*ASSIGNED TASK*.
Write out all of the entries exactly as given.

==*==
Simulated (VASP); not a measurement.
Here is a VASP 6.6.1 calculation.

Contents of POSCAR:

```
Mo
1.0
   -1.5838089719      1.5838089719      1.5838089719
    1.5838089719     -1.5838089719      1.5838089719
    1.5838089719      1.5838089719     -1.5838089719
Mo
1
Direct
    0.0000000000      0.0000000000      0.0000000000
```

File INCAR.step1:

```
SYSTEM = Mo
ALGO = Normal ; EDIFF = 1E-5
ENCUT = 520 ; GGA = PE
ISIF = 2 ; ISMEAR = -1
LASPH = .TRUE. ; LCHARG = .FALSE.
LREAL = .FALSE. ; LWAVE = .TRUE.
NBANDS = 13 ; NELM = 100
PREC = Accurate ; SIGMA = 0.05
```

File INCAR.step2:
==*==

*RESULT*.
Simulated (VASP); not a measurement.
Here is a VASP 6.6.1 calculation.

Contents of POSCAR:

```
Mo
1.0
   -1.5838089719      1.5838089719      1.5838089719
    1.5838089719     -1.5838089719      1.5838089719
    1.5838089719      1.5838089719     -1.5838089719
Mo
1
Direct
    0.0000000000      0.0000000000      0.0000000000
```

File INCAR.step1:

```
SYSTEM = Mo
ALGO = Normal ; EDIFF = 1E-5
ENCUT = 520 ; GGA = PE
ISIF = 2 ; ISMEAR = -1
LASPH = .TRUE. ; LCHARG = .FALSE.
LREAL = .FALSE. ; LWAVE = .TRUE.
NBANDS = 13 ; NELM = 100
PREC = Accurate ; SIGMA = 0.05
```

File INCAR.step2:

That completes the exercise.